> _Exercise_:
Below you will find a set of lines. Repeat them all exactly.

> _Information shown_:
● ● ● ● ● ● ●
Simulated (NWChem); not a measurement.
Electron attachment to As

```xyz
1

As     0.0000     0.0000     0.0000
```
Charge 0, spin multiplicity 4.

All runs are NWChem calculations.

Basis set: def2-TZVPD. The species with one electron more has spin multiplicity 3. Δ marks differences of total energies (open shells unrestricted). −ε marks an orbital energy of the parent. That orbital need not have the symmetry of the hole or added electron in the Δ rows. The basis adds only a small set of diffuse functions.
● ● ● ● ● ● ●

> _Task answer_:
Simulated (NWChem); not a measurement.
Electron attachment to As

```xyz
1

As     0.0000     0.0000     0.0000
```
Charge 0, spin multiplicity 4.

All runs are NWChem calculations.

Basis set: def2-TZVPD. The species with one electron more has spin multiplicity 3. Δ marks differences of total energies (open shells unrestricted). −ε marks an orbital energy of the parent. That orbital need not have the symmetry of the hole or added electron in the Δ rows. The basis adds only a small set of diffuse functions.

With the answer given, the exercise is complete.